═══ Material shown ═══

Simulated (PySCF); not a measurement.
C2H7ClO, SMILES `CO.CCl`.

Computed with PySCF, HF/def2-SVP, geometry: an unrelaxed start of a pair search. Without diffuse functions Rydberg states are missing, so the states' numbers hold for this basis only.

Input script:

═══

Give back every line of the data exactly as it was written.

Answer area
Simulated (PySCF); not a measurement.
C2H7ClO, SMILES `CO.CCl`.

Computed with PySCF, HF/def2-SVP, geometry: an unrelaxed start of a pair search. Without diffuse functions Rydberg states are missing, so the states' numbers hold for this basis only.

Input script:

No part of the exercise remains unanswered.